■ WORK TASK ■
Quote, with no changes, the lines that run from the top of the material to the line with "Task: What does", both included.

■ DATASET CONTENT ■
========================================================================
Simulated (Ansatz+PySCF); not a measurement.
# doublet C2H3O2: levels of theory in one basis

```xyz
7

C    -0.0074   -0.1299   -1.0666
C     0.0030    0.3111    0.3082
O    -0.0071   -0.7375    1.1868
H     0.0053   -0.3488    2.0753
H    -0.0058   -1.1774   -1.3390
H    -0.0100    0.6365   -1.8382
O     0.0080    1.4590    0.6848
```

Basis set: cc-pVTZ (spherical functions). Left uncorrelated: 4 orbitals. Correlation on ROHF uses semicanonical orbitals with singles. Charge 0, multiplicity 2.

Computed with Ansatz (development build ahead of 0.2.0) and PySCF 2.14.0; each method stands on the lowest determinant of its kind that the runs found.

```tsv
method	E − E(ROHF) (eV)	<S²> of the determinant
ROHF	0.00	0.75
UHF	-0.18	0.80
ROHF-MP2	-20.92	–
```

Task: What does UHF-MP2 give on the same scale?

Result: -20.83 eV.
========================================================================

■ REPLY ■
Simulated (Ansatz+PySCF); not a measurement.
# doublet C2H3O2: levels of theory in one basis

```xyz
7

C    -0.0074   -0.1299   -1.0666
C     0.0030    0.3111    0.3082
O    -0.0071   -0.7375    1.1868
H     0.0053   -0.3488    2.0753
H    -0.0058   -1.1774   -1.3390
H    -0.0100    0.6365   -1.8382
O     0.0080    1.4590    0.6848
```

Basis set: cc-pVTZ (spherical functions). Left uncorrelated: 4 orbitals. Correlation on ROHF uses semicanonical orbitals with singles. Charge 0, multiplicity 2.

Computed with Ansatz (development build ahead of 0.2.0) and PySCF 2.14.0; each method stands on the lowest determinant of its kind that the runs found.

```tsv
method	E − E(ROHF) (eV)	<S²> of the determinant
ROHF	0.00	0.75
UHF	-0.18	0.80
ROHF-MP2	-20.92	–
```

Task: What does UHF-MP2 give on the same scale?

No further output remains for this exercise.